Dataset entries:
☆ ☆ ☆ ☆ ☆ ☆ ☆

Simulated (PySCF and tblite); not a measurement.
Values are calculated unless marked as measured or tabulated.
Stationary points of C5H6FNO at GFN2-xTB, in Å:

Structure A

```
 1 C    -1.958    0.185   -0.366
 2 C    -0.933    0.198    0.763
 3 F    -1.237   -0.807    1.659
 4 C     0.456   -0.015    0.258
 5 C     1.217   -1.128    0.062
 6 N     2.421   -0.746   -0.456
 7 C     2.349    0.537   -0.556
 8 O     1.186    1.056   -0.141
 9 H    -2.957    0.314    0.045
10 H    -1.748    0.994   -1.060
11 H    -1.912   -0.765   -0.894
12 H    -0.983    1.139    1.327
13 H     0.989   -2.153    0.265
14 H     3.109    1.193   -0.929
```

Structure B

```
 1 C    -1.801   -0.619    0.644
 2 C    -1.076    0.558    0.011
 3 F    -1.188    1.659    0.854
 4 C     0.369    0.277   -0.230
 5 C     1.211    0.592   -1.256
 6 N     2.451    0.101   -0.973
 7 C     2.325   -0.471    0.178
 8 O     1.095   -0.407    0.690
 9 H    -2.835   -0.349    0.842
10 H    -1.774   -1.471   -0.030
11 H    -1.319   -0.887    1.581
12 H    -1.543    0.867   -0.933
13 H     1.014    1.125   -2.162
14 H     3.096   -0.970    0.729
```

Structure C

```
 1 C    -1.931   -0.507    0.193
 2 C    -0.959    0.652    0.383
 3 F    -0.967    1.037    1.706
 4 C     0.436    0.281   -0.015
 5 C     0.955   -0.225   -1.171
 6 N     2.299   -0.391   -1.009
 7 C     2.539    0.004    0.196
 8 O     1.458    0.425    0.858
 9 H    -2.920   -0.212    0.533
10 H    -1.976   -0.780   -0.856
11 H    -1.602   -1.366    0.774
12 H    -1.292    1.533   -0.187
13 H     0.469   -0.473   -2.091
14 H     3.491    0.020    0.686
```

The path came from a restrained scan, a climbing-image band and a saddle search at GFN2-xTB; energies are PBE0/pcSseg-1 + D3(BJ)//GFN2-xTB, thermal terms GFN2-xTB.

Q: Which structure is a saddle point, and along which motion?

☆ ☆ ☆ ☆ ☆ ☆ ☆

Work task:
Beginning with the first line of the listing above, please write out every line exactly until you reach the line that contains "The path came", and include that one too.

Your solution:
Simulated (PySCF and tblite); not a measurement.
Values are calculated unless marked as measured or tabulated.
Stationary points of C5H6FNO at GFN2-xTB, in Å:

Structure A

```
 1 C    -1.958    0.185   -0.366
 2 C    -0.933    0.198    0.763
 3 F    -1.237   -0.807    1.659
 4 C     0.456   -0.015    0.258
 5 C     1.217   -1.128    0.062
 6 N     2.421   -0.746   -0.456
 7 C     2.349    0.537   -0.556
 8 O     1.186    1.056   -0.141
 9 H    -2.957    0.314    0.045
10 H    -1.748    0.994   -1.060
11 H    -1.912   -0.765   -0.894
12 H    -0.983    1.139    1.327
13 H     0.989   -2.153    0.265
14 H     3.109    1.193   -0.929
```

Structure B

```
 1 C    -1.801   -0.619    0.644
 2 C    -1.076    0.558    0.011
 3 F    -1.188    1.659    0.854
 4 C     0.369    0.277   -0.230
 5 C     1.211    0.592   -1.256
 6 N     2.451    0.101   -0.973
 7 C     2.325   -0.471    0.178
 8 O     1.095   -0.407    0.690
 9 H    -2.835   -0.349    0.842
10 H    -1.774   -1.471   -0.030
11 H    -1.319   -0.887    1.581
12 H    -1.543    0.867   -0.933
13 H     1.014    1.125   -2.162
14 H     3.096   -0.970    0.729
```

Structure C

```
 1 C    -1.931   -0.507    0.193
 2 C    -0.959    0.652    0.383
 3 F    -0.967    1.037    1.706
 4 C     0.436    0.281   -0.015
 5 C     0.955   -0.225   -1.171
 6 N     2.299   -0.391   -1.009
 7 C     2.539    0.004    0.196
 8 O     1.458    0.425    0.858
 9 H    -2.920   -0.212    0.533
10 H    -1.976   -0.780   -0.856
11 H    -1.602   -1.366    0.774
12 H    -1.292    1.533   -0.187
13 H     0.469   -0.473   -2.091
14 H     3.491    0.020    0.686
```

The path came from a restrained scan, a climbing-image band and a saddle search at GFN2-xTB; energies are PBE0/pcSseg-1 + D3(BJ)//GFN2-xTB, thermal terms GFN2-xTB.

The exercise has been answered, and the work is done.